── Data shown ──

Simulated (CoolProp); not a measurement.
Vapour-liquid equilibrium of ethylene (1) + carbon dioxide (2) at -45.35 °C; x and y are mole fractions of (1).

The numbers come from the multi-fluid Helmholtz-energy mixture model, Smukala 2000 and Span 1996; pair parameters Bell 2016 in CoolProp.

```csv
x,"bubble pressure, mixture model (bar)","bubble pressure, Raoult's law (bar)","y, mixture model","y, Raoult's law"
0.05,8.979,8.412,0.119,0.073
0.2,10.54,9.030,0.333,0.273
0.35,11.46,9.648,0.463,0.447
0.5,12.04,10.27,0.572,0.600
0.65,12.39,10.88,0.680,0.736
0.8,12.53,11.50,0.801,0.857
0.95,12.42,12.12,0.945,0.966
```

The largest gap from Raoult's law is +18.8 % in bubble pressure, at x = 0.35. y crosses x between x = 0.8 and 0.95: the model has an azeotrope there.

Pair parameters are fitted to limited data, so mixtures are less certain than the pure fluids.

───

#### Action item:
Word for word, give back the data shown above.

#### Response box:
Simulated (CoolProp); not a measurement.
Vapour-liquid equilibrium of ethylene (1) + carbon dioxide (2) at -45.35 °C; x and y are mole fractions of (1).

The numbers come from the multi-fluid Helmholtz-energy mixture model, Smukala 2000 and Span 1996; pair parameters Bell 2016 in CoolProp.

```csv
x,"bubble pressure, mixture model (bar)","bubble pressure, Raoult's law (bar)","y, mixture model","y, Raoult's law"
0.05,8.979,8.412,0.119,0.073
0.2,10.54,9.030,0.333,0.273
0.35,11.46,9.648,0.463,0.447
0.5,12.04,10.27,0.572,0.600
0.65,12.39,10.88,0.680,0.736
0.8,12.53,11.50,0.801,0.857
0.95,12.42,12.12,0.945,0.966
```

The largest gap from Raoult's law is +18.8 % in bubble pressure, at x = 0.35. y crosses x between x = 0.8 and 0.95: the model has an azeotrope there.

Pair parameters are fitted to limited data, so mixtures are less certain than the pure fluids.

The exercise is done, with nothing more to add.